→ Work task: Only a slice of the listing below is wanted. Retype the lines from the one containing "Hardware: 1 thread" through the one containing "Question: Estimate the wall time of this run.", exactly, both ends included.

→ Supplied data:
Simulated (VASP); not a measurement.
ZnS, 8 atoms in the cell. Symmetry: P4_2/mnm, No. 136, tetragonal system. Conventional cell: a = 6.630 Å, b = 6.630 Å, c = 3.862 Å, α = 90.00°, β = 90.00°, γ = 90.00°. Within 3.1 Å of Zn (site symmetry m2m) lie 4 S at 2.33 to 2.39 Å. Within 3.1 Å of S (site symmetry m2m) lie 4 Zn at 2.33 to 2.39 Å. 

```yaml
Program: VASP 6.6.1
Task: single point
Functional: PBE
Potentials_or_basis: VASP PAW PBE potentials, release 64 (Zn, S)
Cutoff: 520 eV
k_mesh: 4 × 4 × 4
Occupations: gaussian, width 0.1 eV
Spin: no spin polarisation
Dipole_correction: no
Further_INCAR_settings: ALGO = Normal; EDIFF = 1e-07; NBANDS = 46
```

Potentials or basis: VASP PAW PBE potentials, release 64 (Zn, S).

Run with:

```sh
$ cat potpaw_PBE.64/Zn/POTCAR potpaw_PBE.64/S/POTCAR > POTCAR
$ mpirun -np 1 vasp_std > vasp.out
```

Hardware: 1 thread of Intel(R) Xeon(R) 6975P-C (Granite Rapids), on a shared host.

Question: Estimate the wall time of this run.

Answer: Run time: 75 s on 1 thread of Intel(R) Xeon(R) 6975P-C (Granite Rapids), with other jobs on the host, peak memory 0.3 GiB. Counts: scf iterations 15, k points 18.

→ Exercise response:
Hardware: 1 thread of Intel(R) Xeon(R) 6975P-C (Granite Rapids), on a shared host.

Question: Estimate the wall time of this run.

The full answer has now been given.